REQUIRED ACTION: Each record below should be repeated precisely as written.

INFORMATION:
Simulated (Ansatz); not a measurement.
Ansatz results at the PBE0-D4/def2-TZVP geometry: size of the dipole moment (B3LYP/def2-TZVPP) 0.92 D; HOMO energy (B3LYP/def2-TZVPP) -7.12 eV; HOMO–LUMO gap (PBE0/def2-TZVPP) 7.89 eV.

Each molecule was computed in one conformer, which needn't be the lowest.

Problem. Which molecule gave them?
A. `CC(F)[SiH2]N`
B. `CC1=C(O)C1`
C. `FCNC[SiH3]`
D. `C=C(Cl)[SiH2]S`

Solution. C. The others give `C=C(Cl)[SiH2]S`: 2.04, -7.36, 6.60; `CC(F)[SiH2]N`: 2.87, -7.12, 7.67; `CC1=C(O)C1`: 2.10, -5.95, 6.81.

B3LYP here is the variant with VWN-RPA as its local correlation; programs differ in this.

TASK SOLUTION:
Simulated (Ansatz); not a measurement.
Ansatz results at the PBE0-D4/def2-TZVP geometry: size of the dipole moment (B3LYP/def2-TZVPP) 0.92 D; HOMO energy (B3LYP/def2-TZVPP) -7.12 eV; HOMO–LUMO gap (PBE0/def2-TZVPP) 7.89 eV.

Each molecule was computed in one conformer, which needn't be the lowest.

Problem. Which molecule gave them?
A. `CC(F)[SiH2]N`
B. `CC1=C(O)C1`
C. `FCNC[SiH3]`
D. `C=C(Cl)[SiH2]S`

Solution. C. The others give `C=C(Cl)[SiH2]S`: 2.04, -7.36, 6.60; `CC(F)[SiH2]N`: 2.87, -7.12, 7.67; `CC1=C(O)C1`: 2.10, -5.95, 6.81.

B3LYP here is the variant with VWN-RPA as its local correlation; programs differ in this.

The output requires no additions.